== Record excerpts ==

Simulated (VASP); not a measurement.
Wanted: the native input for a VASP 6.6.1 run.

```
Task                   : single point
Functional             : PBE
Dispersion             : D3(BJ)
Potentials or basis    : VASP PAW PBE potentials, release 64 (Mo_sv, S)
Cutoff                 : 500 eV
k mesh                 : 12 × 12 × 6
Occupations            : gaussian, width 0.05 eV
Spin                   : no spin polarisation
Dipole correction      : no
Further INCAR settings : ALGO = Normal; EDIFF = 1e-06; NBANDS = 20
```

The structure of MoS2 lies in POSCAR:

===

Brief: Repeat the material above in full. Change no word.

Exercise result:
Simulated (VASP); not a measurement.
Wanted: the native input for a VASP 6.6.1 run.

```
Task                   : single point
Functional             : PBE
Dispersion             : D3(BJ)
Potentials or basis    : VASP PAW PBE potentials, release 64 (Mo_sv, S)
Cutoff                 : 500 eV
k mesh                 : 12 × 12 × 6
Occupations            : gaussian, width 0.05 eV
Spin                   : no spin polarisation
Dipole correction      : no
Further INCAR settings : ALGO = Normal; EDIFF = 1e-06; NBANDS = 20
```

The structure of MoS2 lies in POSCAR:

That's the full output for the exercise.